_DATA_.
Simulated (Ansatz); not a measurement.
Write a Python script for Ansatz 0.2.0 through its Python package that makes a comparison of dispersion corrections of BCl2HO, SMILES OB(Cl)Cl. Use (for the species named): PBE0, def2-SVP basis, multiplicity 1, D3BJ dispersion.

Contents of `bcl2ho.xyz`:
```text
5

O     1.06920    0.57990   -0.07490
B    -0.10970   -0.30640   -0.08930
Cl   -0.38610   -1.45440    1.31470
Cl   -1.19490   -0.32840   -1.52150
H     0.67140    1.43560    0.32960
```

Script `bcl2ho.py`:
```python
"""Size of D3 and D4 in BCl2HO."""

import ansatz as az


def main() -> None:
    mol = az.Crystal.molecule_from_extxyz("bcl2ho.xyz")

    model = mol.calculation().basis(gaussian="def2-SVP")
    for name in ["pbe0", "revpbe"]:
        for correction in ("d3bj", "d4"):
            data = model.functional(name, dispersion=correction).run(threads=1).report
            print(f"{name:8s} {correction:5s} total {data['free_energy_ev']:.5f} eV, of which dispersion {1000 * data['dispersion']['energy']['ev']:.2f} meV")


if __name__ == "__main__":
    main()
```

_REQUIRED ACTION_.
The answer is all of the material, given again exactly.

_RESPONSE AREA_.
Simulated (Ansatz); not a measurement.
Write a Python script for Ansatz 0.2.0 through its Python package that makes a comparison of dispersion corrections of BCl2HO, SMILES OB(Cl)Cl. Use (for the species named): PBE0, def2-SVP basis, multiplicity 1, D3BJ dispersion.

Contents of `bcl2ho.xyz`:
```text
5

O     1.06920    0.57990   -0.07490
B    -0.10970   -0.30640   -0.08930
Cl   -0.38610   -1.45440    1.31470
Cl   -1.19490   -0.32840   -1.52150
H     0.67140    1.43560    0.32960
```

Script `bcl2ho.py`:
```python
"""Size of D3 and D4 in BCl2HO."""

import ansatz as az


def main() -> None:
    mol = az.Crystal.molecule_from_extxyz("bcl2ho.xyz")

    model = mol.calculation().basis(gaussian="def2-SVP")
    for name in ["pbe0", "revpbe"]:
        for correction in ("d3bj", "d4"):
            data = model.functional(name, dispersion=correction).run(threads=1).report
            print(f"{name:8s} {correction:5s} total {data['free_energy_ev']:.5f} eV, of which dispersion {1000 * data['dispersion']['energy']['ev']:.2f} meV")


if __name__ == "__main__":
    main()
```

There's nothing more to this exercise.